>>>

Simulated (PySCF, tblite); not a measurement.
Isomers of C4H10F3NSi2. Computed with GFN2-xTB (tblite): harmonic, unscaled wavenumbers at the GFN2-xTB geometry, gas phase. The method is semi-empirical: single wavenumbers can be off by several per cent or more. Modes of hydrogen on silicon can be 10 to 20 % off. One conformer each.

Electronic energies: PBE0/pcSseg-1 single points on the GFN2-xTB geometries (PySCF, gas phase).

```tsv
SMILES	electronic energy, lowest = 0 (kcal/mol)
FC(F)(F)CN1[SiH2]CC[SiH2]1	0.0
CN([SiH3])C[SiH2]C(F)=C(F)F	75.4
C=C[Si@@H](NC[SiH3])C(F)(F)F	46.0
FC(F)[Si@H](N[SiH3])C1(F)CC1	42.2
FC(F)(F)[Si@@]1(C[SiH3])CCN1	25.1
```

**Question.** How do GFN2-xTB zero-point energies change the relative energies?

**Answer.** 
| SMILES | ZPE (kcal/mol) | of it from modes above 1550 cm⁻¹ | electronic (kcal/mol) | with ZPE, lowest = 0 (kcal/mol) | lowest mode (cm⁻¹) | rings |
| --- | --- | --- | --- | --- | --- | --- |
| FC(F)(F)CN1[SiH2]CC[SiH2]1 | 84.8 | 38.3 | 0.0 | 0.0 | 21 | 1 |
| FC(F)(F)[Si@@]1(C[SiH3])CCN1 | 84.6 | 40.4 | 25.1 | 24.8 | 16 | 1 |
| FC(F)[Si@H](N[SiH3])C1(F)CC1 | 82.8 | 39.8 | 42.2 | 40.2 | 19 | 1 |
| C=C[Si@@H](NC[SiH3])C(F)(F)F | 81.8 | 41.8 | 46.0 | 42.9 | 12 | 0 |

<<<

* **EXERCISE**
From the records above, copy out the line with "0.0 | 21 | 1 |", the line with "40.2 | 19 | 1 |", and every line between them, word for word.

* **EXERCISE RESPONSE**
| FC(F)(F)CN1[SiH2]CC[SiH2]1 | 84.8 | 38.3 | 0.0 | 0.0 | 21 | 1 |
| FC(F)(F)[Si@@]1(C[SiH3])CCN1 | 84.6 | 40.4 | 25.1 | 24.8 | 16 | 1 |
| FC(F)[Si@H](N[SiH3])C1(F)CC1 | 82.8 | 39.8 | 42.2 | 40.2 | 19 | 1 |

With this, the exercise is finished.